Work order —
Write the data below out again, with each line matching the original.

Extracted information —
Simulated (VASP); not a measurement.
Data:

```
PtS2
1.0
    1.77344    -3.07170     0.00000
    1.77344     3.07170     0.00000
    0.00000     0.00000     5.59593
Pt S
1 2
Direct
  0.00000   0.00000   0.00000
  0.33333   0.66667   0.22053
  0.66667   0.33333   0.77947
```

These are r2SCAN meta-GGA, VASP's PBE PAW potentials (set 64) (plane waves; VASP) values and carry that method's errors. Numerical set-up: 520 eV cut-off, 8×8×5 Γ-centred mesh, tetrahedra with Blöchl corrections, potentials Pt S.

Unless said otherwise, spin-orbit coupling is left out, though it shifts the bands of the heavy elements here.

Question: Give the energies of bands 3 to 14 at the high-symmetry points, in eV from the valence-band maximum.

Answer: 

Solution —
Simulated (VASP); not a measurement.
Data:

```
PtS2
1.0
    1.77344    -3.07170     0.00000
    1.77344     3.07170     0.00000
    0.00000     0.00000     5.59593
Pt S
1 2
Direct
  0.00000   0.00000   0.00000
  0.33333   0.66667   0.22053
  0.66667   0.33333   0.77947
```

These are r2SCAN meta-GGA, VASP's PBE PAW potentials (set 64) (plane waves; VASP) values and carry that method's errors. Numerical set-up: 520 eV cut-off, 8×8×5 Γ-centred mesh, tetrahedra with Blöchl corrections, potentials Pt S.

Unless said otherwise, spin-orbit coupling is left out, though it shifts the bands of the heavy elements here.

Question: Give the energies of bands 3 to 14 at the high-symmetry points, in eV from the valence-band maximum.

Answer: 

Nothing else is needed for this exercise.